ASSIGNED TASK: Repeat the full listing, word for word.

ENTRIES PROVIDED:
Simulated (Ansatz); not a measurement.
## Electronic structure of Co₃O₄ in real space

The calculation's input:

YOUR SOLUTION:
Simulated (Ansatz); not a measurement.
## Electronic structure of Co₃O₄ in real space

The calculation's input:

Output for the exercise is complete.